DATA EXTRACT:
....................

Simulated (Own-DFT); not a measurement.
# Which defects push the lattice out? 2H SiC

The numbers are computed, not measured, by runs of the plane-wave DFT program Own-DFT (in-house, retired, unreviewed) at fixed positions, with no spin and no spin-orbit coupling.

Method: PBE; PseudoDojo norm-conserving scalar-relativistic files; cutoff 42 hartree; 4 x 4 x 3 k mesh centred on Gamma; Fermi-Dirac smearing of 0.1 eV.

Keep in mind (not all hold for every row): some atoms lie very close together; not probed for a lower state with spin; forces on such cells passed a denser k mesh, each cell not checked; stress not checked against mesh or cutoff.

....................

WORK ORDER: Each line of the data should be transcribed exactly.

EXERCISE RESPONSE:
Simulated (Own-DFT); not a measurement.
# Which defects push the lattice out? 2H SiC

The numbers are computed, not measured, by runs of the plane-wave DFT program Own-DFT (in-house, retired, unreviewed) at fixed positions, with no spin and no spin-orbit coupling.

Method: PBE; PseudoDojo norm-conserving scalar-relativistic files; cutoff 42 hartree; 4 x 4 x 3 k mesh centred on Gamma; Fermi-Dirac smearing of 0.1 eV.

Keep in mind (not all hold for every row): some atoms lie very close together; not probed for a lower state with spin; forces on such cells passed a denser k mesh, each cell not checked; stress not checked against mesh or cutoff.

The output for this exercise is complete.